Data for review
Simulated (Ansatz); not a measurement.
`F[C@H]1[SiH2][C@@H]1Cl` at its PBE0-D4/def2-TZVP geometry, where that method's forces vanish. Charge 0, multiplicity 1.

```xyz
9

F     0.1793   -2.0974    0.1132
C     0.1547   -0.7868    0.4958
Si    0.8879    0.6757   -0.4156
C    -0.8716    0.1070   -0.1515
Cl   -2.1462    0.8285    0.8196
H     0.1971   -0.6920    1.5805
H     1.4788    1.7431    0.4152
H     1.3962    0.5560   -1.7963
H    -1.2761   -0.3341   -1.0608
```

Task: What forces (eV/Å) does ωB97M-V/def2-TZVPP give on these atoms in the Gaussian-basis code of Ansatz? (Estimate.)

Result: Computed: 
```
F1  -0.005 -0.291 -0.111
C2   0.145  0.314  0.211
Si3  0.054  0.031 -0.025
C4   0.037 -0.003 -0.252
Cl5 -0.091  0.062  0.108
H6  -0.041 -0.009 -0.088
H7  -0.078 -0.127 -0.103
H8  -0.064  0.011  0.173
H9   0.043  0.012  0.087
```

Assignment
Retype the whole listing exactly.

Written solution
Simulated (Ansatz); not a measurement.
`F[C@H]1[SiH2][C@@H]1Cl` at its PBE0-D4/def2-TZVP geometry, where that method's forces vanish. Charge 0, multiplicity 1.

```xyz
9

F     0.1793   -2.0974    0.1132
C     0.1547   -0.7868    0.4958
Si    0.8879    0.6757   -0.4156
C    -0.8716    0.1070   -0.1515
Cl   -2.1462    0.8285    0.8196
H     0.1971   -0.6920    1.5805
H     1.4788    1.7431    0.4152
H     1.3962    0.5560   -1.7963
H    -1.2761   -0.3341   -1.0608
```

Task: What forces (eV/Å) does ωB97M-V/def2-TZVPP give on these atoms in the Gaussian-basis code of Ansatz? (Estimate.)

Result: Computed: 
```
F1  -0.005 -0.291 -0.111
C2   0.145  0.314  0.211
Si3  0.054  0.031 -0.025
C4   0.037 -0.003 -0.252
Cl5 -0.091  0.062  0.108
H6  -0.041 -0.009 -0.088
H7  -0.078 -0.127 -0.103
H8  -0.064  0.011  0.173
H9   0.043  0.012  0.087
```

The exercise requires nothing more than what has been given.